### Brief
Would you reproduce every line of the material exactly?

※ ※ ※

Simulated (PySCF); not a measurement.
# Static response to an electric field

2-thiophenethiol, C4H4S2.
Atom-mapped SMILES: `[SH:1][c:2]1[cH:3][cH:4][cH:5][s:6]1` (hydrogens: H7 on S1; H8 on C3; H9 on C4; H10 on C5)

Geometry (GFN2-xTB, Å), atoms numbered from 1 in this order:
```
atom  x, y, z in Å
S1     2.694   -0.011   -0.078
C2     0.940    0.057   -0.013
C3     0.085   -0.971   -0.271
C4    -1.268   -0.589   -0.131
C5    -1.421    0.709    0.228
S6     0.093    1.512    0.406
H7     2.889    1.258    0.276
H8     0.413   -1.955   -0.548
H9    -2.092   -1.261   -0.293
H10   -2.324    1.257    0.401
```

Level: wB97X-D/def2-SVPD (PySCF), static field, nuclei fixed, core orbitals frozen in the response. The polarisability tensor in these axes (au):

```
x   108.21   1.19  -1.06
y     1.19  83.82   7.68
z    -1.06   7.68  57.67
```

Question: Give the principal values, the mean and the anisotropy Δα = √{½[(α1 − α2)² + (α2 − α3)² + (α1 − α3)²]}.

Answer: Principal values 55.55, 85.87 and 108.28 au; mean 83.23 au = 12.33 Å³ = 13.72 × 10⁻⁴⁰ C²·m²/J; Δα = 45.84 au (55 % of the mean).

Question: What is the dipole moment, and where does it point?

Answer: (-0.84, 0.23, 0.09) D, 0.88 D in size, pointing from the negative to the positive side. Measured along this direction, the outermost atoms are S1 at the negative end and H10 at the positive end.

※ ※ ※

### Task result
Simulated (PySCF); not a measurement.
# Static response to an electric field

2-thiophenethiol, C4H4S2.
Atom-mapped SMILES: `[SH:1][c:2]1[cH:3][cH:4][cH:5][s:6]1` (hydrogens: H7 on S1; H8 on C3; H9 on C4; H10 on C5)

Geometry (GFN2-xTB, Å), atoms numbered from 1 in this order:
```
atom  x, y, z in Å
S1     2.694   -0.011   -0.078
C2     0.940    0.057   -0.013
C3     0.085   -0.971   -0.271
C4    -1.268   -0.589   -0.131
C5    -1.421    0.709    0.228
S6     0.093    1.512    0.406
H7     2.889    1.258    0.276
H8     0.413   -1.955   -0.548
H9    -2.092   -1.261   -0.293
H10   -2.324    1.257    0.401
```

Level: wB97X-D/def2-SVPD (PySCF), static field, nuclei fixed, core orbitals frozen in the response. The polarisability tensor in these axes (au):

```
x   108.21   1.19  -1.06
y     1.19  83.82   7.68
z    -1.06   7.68  57.67
```

Question: Give the principal values, the mean and the anisotropy Δα = √{½[(α1 − α2)² + (α2 − α3)² + (α1 − α3)²]}.

Answer: Principal values 55.55, 85.87 and 108.28 au; mean 83.23 au = 12.33 Å³ = 13.72 × 10⁻⁴⁰ C²·m²/J; Δα = 45.84 au (55 % of the mean).

Question: What is the dipole moment, and where does it point?

Answer: (-0.84, 0.23, 0.09) D, 0.88 D in size, pointing from the negative to the positive side. Measured along this direction, the outermost atoms are S1 at the negative end and H10 at the positive end.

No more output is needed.